* [INFORMATION GIVEN]:
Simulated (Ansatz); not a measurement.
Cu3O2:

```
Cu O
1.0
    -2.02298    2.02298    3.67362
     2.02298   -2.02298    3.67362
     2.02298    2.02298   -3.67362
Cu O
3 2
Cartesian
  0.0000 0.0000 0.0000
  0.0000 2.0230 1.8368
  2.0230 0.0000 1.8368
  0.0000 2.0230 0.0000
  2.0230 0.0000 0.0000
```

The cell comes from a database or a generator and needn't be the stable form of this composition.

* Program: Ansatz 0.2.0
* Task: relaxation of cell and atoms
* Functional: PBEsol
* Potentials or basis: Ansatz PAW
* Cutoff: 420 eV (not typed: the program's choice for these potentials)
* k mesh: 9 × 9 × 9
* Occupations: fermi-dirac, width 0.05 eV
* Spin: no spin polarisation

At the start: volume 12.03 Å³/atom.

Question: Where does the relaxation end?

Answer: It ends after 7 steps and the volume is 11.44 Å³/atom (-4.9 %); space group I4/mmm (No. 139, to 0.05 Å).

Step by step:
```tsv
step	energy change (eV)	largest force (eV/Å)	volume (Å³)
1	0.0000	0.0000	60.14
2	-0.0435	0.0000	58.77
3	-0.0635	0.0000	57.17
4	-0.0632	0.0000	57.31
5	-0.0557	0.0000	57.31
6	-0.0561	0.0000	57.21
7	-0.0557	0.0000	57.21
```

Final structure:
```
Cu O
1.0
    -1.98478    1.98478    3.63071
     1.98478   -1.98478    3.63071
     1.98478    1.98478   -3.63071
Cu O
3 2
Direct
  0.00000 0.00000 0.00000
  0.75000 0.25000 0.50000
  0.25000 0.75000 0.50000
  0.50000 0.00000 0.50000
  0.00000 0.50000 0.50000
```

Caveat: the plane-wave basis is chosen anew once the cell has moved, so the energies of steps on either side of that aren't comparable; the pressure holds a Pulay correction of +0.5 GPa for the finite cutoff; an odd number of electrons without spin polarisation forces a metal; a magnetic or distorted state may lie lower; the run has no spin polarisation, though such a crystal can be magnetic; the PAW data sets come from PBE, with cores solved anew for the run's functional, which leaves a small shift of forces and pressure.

* [REQUIRED ACTION]: The answer should be the first line of the material and every line after it through the line containing "The cell comes", exactly as written, and nothing else.

* [WRITTEN SOLUTION]:
Simulated (Ansatz); not a measurement.
Cu3O2:

```
Cu O
1.0
    -2.02298    2.02298    3.67362
     2.02298   -2.02298    3.67362
     2.02298    2.02298   -3.67362
Cu O
3 2
Cartesian
  0.0000 0.0000 0.0000
  0.0000 2.0230 1.8368
  2.0230 0.0000 1.8368
  0.0000 2.0230 0.0000
  2.0230 0.0000 0.0000
```

The cell comes from a database or a generator and needn't be the stable form of this composition.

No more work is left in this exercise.